◆ ◆ ◆ ◆

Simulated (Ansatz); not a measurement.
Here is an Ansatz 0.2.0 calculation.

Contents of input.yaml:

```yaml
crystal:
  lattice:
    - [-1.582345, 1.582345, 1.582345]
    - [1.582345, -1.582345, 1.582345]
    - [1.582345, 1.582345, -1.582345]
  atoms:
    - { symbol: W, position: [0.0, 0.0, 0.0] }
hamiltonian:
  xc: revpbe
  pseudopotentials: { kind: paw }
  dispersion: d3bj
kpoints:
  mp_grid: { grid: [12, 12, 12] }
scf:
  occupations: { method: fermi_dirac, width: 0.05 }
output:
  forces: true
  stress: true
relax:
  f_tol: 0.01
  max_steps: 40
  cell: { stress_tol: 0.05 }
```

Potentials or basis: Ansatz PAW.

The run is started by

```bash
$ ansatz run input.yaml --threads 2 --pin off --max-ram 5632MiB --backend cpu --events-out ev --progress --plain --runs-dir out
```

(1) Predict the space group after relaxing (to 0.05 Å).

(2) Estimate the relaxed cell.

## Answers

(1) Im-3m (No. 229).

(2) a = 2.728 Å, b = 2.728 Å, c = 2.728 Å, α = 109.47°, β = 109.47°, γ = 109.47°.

◆ ◆ ◆ ◆

Brief:
Produce only the lines from the line containing "(1) Predict the" through the line containing "(1) Im-3m (No. 229).", inclusive of both, exactly as they stand in the entries above.

Response area:
(1) Predict the space group after relaxing (to 0.05 Å).

(2) Estimate the relaxed cell.

## Answers

(1) Im-3m (No. 229).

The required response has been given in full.